» DATASET RECORDS:
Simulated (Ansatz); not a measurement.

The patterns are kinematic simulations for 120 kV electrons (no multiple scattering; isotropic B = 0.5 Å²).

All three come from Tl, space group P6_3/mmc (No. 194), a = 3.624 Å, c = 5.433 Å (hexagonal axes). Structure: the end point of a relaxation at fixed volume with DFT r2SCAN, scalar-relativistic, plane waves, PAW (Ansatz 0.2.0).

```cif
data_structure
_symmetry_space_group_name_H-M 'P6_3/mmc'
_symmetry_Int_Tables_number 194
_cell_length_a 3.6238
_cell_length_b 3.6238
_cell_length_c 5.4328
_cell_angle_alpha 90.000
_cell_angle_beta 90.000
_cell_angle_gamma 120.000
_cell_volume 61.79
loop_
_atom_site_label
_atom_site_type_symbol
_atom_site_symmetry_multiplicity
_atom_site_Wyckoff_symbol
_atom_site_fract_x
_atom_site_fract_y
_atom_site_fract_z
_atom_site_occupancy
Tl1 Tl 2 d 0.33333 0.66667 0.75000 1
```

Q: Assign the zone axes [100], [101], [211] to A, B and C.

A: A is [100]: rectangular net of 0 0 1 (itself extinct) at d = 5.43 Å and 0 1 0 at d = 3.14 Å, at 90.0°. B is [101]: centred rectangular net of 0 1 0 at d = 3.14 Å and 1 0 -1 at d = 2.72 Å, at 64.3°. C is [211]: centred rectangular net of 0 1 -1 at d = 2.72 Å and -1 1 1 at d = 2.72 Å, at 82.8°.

» WORK ORDER:
The lines to return begin at the first line of the records and end at the line holding "Q: Assign the"; please return them exactly, including both, and nothing beyond.

» TASK SOLUTION:
Simulated (Ansatz); not a measurement.

The patterns are kinematic simulations for 120 kV electrons (no multiple scattering; isotropic B = 0.5 Å²).

All three come from Tl, space group P6_3/mmc (No. 194), a = 3.624 Å, c = 5.433 Å (hexagonal axes). Structure: the end point of a relaxation at fixed volume with DFT r2SCAN, scalar-relativistic, plane waves, PAW (Ansatz 0.2.0).

```cif
data_structure
_symmetry_space_group_name_H-M 'P6_3/mmc'
_symmetry_Int_Tables_number 194
_cell_length_a 3.6238
_cell_length_b 3.6238
_cell_length_c 5.4328
_cell_angle_alpha 90.000
_cell_angle_beta 90.000
_cell_angle_gamma 120.000
_cell_volume 61.79
loop_
_atom_site_label
_atom_site_type_symbol
_atom_site_symmetry_multiplicity
_atom_site_Wyckoff_symbol
_atom_site_fract_x
_atom_site_fract_y
_atom_site_fract_z
_atom_site_occupancy
Tl1 Tl 2 d 0.33333 0.66667 0.75000 1
```

Q: Assign the zone axes [100], [101], [211] to A, B and C.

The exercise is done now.